● **Study material**:
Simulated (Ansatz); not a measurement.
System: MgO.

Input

● **Action item**: Reproduce the listing above word for word.

● **Result**:
Simulated (Ansatz); not a measurement.
System: MgO.

Input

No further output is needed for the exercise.